Data to examine
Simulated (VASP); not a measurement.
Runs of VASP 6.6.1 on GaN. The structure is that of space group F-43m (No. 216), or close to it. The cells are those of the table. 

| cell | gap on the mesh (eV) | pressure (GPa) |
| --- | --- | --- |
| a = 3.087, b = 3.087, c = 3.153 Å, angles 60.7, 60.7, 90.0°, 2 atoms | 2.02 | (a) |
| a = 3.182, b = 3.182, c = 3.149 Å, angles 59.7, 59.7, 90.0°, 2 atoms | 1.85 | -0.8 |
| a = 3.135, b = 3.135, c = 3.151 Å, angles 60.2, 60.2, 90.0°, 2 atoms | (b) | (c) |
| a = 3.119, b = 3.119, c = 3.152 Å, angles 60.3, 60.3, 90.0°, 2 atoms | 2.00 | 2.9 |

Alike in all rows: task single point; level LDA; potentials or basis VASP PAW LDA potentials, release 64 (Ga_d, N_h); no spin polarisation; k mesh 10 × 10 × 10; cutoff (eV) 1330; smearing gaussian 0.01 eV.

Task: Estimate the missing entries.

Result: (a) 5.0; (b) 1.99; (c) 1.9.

Brief
May I have all of the records repeated exactly?

Solution
Simulated (VASP); not a measurement.
Runs of VASP 6.6.1 on GaN. The structure is that of space group F-43m (No. 216), or close to it. The cells are those of the table. 

| cell | gap on the mesh (eV) | pressure (GPa) |
| --- | --- | --- |
| a = 3.087, b = 3.087, c = 3.153 Å, angles 60.7, 60.7, 90.0°, 2 atoms | 2.02 | (a) |
| a = 3.182, b = 3.182, c = 3.149 Å, angles 59.7, 59.7, 90.0°, 2 atoms | 1.85 | -0.8 |
| a = 3.135, b = 3.135, c = 3.151 Å, angles 60.2, 60.2, 90.0°, 2 atoms | (b) | (c) |
| a = 3.119, b = 3.119, c = 3.152 Å, angles 60.3, 60.3, 90.0°, 2 atoms | 2.00 | 2.9 |

Alike in all rows: task single point; level LDA; potentials or basis VASP PAW LDA potentials, release 64 (Ga_d, N_h); no spin polarisation; k mesh 10 × 10 × 10; cutoff (eV) 1330; smearing gaussian 0.01 eV.

Task: Estimate the missing entries.

Result: (a) 5.0; (b) 1.99; (c) 1.9.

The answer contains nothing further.